» **REQUIRED ACTION**:
Starting at the top of the records, output every line through the one that contains "All runs: NWChem.", keeping each exactly as it appears.

::::::

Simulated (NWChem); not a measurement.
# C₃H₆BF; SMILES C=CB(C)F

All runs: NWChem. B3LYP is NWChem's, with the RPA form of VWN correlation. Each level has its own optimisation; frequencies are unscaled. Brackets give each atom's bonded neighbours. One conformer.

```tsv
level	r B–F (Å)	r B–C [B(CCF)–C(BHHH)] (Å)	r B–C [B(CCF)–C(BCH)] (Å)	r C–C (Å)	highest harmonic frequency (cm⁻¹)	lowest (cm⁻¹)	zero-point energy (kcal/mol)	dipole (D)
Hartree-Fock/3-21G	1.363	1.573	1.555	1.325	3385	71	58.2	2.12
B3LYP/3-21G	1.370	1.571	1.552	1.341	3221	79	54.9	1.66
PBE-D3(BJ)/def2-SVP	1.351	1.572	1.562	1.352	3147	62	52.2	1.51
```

::::::

» **WORKED SOLUTION**:
Simulated (NWChem); not a measurement.
# C₃H₆BF; SMILES C=CB(C)F

All runs: NWChem. B3LYP is NWChem's, with the RPA form of VWN correlation. Each level has its own optimisation; frequencies are unscaled. Brackets give each atom's bonded neighbours. One conformer.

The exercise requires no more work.